Starting at the top of the records, output every line through the one that contains "Q: Fill in the row of In31+.", keeping each exactly as it appears.

-- RECORD SET follows --

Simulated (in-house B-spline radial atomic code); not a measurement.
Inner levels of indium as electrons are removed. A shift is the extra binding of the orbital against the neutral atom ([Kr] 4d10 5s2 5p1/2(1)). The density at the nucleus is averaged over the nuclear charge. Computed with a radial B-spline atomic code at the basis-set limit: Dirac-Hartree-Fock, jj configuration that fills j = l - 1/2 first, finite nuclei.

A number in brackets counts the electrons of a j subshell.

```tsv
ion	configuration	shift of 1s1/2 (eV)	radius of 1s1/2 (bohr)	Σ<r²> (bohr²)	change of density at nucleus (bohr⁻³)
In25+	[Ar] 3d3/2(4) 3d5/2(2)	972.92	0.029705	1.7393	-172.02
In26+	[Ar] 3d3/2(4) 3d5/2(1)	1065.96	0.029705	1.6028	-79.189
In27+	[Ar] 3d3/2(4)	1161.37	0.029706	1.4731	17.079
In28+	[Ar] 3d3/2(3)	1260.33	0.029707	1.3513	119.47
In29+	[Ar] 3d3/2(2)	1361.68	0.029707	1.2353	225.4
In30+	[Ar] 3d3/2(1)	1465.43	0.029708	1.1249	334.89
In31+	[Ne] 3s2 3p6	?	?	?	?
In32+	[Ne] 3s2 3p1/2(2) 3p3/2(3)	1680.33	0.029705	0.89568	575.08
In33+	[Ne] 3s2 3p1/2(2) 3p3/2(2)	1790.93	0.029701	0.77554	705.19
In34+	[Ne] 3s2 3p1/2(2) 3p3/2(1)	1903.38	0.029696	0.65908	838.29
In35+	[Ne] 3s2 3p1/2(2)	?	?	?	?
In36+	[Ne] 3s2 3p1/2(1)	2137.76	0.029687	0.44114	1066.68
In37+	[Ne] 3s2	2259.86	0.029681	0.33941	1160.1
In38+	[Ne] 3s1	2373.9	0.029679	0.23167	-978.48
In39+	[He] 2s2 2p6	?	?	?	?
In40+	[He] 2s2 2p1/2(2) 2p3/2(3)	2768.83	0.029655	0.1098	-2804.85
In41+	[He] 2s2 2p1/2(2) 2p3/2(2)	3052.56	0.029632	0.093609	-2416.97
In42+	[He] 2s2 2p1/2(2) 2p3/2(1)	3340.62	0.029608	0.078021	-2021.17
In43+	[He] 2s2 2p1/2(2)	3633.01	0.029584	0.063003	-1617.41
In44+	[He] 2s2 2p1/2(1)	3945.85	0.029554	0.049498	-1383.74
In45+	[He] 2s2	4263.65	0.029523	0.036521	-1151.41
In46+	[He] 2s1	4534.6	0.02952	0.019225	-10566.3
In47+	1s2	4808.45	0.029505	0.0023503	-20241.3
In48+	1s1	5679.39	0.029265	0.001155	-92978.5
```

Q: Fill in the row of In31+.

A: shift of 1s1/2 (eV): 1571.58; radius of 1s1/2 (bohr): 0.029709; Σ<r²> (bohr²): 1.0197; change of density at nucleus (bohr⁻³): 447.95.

-- RECORD SET concluded --

> EXERCISE SOLUTION:
Simulated (in-house B-spline radial atomic code); not a measurement.
Inner levels of indium as electrons are removed. A shift is the extra binding of the orbital against the neutral atom ([Kr] 4d10 5s2 5p1/2(1)). The density at the nucleus is averaged over the nuclear charge. Computed with a radial B-spline atomic code at the basis-set limit: Dirac-Hartree-Fock, jj configuration that fills j = l - 1/2 first, finite nuclei.

A number in brackets counts the electrons of a j subshell.

```tsv
ion	configuration	shift of 1s1/2 (eV)	radius of 1s1/2 (bohr)	Σ<r²> (bohr²)	change of density at nucleus (bohr⁻³)
In25+	[Ar] 3d3/2(4) 3d5/2(2)	972.92	0.029705	1.7393	-172.02
In26+	[Ar] 3d3/2(4) 3d5/2(1)	1065.96	0.029705	1.6028	-79.189
In27+	[Ar] 3d3/2(4)	1161.37	0.029706	1.4731	17.079
In28+	[Ar] 3d3/2(3)	1260.33	0.029707	1.3513	119.47
In29+	[Ar] 3d3/2(2)	1361.68	0.029707	1.2353	225.4
In30+	[Ar] 3d3/2(1)	1465.43	0.029708	1.1249	334.89
In31+	[Ne] 3s2 3p6	?	?	?	?
In32+	[Ne] 3s2 3p1/2(2) 3p3/2(3)	1680.33	0.029705	0.89568	575.08
In33+	[Ne] 3s2 3p1/2(2) 3p3/2(2)	1790.93	0.029701	0.77554	705.19
In34+	[Ne] 3s2 3p1/2(2) 3p3/2(1)	1903.38	0.029696	0.65908	838.29
In35+	[Ne] 3s2 3p1/2(2)	?	?	?	?
In36+	[Ne] 3s2 3p1/2(1)	2137.76	0.029687	0.44114	1066.68
In37+	[Ne] 3s2	2259.86	0.029681	0.33941	1160.1
In38+	[Ne] 3s1	2373.9	0.029679	0.23167	-978.48
In39+	[He] 2s2 2p6	?	?	?	?
In40+	[He] 2s2 2p1/2(2) 2p3/2(3)	2768.83	0.029655	0.1098	-2804.85
In41+	[He] 2s2 2p1/2(2) 2p3/2(2)	3052.56	0.029632	0.093609	-2416.97
In42+	[He] 2s2 2p1/2(2) 2p3/2(1)	3340.62	0.029608	0.078021	-2021.17
In43+	[He] 2s2 2p1/2(2)	3633.01	0.029584	0.063003	-1617.41
In44+	[He] 2s2 2p1/2(1)	3945.85	0.029554	0.049498	-1383.74
In45+	[He] 2s2	4263.65	0.029523	0.036521	-1151.41
In46+	[He] 2s1	4534.6	0.02952	0.019225	-10566.3
In47+	1s2	4808.45	0.029505	0.0023503	-20241.3
In48+	1s1	5679.39	0.029265	0.001155	-92978.5
```

Q: Fill in the row of In31+.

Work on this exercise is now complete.